--- RECORDS SHOWN ---
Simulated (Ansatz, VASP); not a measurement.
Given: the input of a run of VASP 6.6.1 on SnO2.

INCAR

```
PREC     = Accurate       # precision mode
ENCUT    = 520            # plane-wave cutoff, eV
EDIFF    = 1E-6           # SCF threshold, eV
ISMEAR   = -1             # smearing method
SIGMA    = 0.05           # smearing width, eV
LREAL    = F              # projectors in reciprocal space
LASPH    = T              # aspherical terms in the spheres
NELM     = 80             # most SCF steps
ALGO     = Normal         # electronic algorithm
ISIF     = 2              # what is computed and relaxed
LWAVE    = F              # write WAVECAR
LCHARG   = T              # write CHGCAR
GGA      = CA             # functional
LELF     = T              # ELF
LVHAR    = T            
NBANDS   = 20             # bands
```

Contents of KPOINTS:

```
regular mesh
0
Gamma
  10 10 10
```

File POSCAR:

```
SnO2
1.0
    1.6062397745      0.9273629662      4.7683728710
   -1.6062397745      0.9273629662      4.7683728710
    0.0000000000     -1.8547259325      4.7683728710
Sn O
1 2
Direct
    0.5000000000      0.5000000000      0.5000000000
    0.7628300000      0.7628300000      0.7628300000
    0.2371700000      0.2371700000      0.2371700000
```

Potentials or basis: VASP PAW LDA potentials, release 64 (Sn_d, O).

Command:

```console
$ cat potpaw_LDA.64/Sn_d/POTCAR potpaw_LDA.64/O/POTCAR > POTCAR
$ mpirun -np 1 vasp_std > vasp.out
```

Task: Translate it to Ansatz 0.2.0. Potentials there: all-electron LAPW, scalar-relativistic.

--- ACTIVITY ---
The data should be printed again exactly, line for line.

--- ANSWER BOX ---
Simulated (Ansatz, VASP); not a measurement.
Given: the input of a run of VASP 6.6.1 on SnO2.

INCAR

```
PREC     = Accurate       # precision mode
ENCUT    = 520            # plane-wave cutoff, eV
EDIFF    = 1E-6           # SCF threshold, eV
ISMEAR   = -1             # smearing method
SIGMA    = 0.05           # smearing width, eV
LREAL    = F              # projectors in reciprocal space
LASPH    = T              # aspherical terms in the spheres
NELM     = 80             # most SCF steps
ALGO     = Normal         # electronic algorithm
ISIF     = 2              # what is computed and relaxed
LWAVE    = F              # write WAVECAR
LCHARG   = T              # write CHGCAR
GGA      = CA             # functional
LELF     = T              # ELF
LVHAR    = T            
NBANDS   = 20             # bands
```

Contents of KPOINTS:

```
regular mesh
0
Gamma
  10 10 10
```

File POSCAR:

```
SnO2
1.0
    1.6062397745      0.9273629662      4.7683728710
   -1.6062397745      0.9273629662      4.7683728710
    0.0000000000     -1.8547259325      4.7683728710
Sn O
1 2
Direct
    0.5000000000      0.5000000000      0.5000000000
    0.7628300000      0.7628300000      0.7628300000
    0.2371700000      0.2371700000      0.2371700000
```

Potentials or basis: VASP PAW LDA potentials, release 64 (Sn_d, O).

Command:

```console
$ cat potpaw_LDA.64/Sn_d/POTCAR potpaw_LDA.64/O/POTCAR > POTCAR
$ mpirun -np 1 vasp_std > vasp.out
```

Task: Translate it to Ansatz 0.2.0. Potentials there: all-electron LAPW, scalar-relativistic.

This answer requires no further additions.